Work task
Exactly as they appear below, repeat the lines from the one with "Ansatz PAW |" through the one with "600 | 420 |", and no others.

___ Excerpted data

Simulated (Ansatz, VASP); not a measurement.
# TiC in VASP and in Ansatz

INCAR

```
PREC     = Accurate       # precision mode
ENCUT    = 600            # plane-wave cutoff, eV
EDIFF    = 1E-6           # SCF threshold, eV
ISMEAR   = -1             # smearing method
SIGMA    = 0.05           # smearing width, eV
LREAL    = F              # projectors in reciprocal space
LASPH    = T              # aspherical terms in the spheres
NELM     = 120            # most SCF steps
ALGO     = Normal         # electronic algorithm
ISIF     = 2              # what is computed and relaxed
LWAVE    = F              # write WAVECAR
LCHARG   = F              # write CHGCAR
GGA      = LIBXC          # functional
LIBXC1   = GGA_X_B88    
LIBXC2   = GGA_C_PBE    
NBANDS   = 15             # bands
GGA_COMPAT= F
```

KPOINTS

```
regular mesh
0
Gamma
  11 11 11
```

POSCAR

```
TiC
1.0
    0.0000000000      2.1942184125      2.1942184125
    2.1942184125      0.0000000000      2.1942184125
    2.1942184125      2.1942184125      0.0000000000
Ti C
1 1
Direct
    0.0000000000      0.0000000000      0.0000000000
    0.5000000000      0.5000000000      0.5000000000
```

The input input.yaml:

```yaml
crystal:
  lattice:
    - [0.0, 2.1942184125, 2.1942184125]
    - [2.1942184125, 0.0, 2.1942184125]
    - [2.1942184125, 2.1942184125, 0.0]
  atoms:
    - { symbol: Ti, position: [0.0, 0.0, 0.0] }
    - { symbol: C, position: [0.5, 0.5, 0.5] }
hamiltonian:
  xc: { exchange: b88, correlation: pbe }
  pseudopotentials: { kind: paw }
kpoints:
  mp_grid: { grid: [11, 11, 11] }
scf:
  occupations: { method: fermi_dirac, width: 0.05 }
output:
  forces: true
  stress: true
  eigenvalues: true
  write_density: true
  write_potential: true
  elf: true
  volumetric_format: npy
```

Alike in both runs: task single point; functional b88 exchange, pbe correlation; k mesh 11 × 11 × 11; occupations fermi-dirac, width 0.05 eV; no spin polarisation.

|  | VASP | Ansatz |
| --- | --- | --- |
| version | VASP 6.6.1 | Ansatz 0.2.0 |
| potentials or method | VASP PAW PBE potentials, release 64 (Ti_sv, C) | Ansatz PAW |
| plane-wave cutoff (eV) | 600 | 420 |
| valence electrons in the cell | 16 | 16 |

______

Exercise output
| potentials or method | VASP PAW PBE potentials, release 64 (Ti_sv, C) | Ansatz PAW |
| plane-wave cutoff (eV) | 600 | 420 |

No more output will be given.